**ASSIGNED TASK**
Return the full listing, so that each line matches the original exactly.

+++++

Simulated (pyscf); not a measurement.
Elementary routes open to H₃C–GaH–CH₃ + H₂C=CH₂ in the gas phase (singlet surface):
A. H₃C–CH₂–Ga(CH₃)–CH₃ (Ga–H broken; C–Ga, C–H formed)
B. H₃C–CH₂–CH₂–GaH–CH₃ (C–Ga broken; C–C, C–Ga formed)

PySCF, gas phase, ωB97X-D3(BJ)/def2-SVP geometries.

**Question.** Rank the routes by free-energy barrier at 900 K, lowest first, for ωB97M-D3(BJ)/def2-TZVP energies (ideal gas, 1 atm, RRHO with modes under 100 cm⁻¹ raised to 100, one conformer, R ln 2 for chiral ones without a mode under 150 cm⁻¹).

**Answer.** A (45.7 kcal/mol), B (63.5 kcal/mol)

+++++

**EXERCISE RESPONSE**
Simulated (pyscf); not a measurement.
Elementary routes open to H₃C–GaH–CH₃ + H₂C=CH₂ in the gas phase (singlet surface):
A. H₃C–CH₂–Ga(CH₃)–CH₃ (Ga–H broken; C–Ga, C–H formed)
B. H₃C–CH₂–CH₂–GaH–CH₃ (C–Ga broken; C–C, C–Ga formed)

PySCF, gas phase, ωB97X-D3(BJ)/def2-SVP geometries.

**Question.** Rank the routes by free-energy barrier at 900 K, lowest first, for ωB97M-D3(BJ)/def2-TZVP energies (ideal gas, 1 atm, RRHO with modes under 100 cm⁻¹ raised to 100, one conformer, R ln 2 for chiral ones without a mode under 150 cm⁻¹).

**Answer.** A (45.7 kcal/mol), B (63.5 kcal/mol)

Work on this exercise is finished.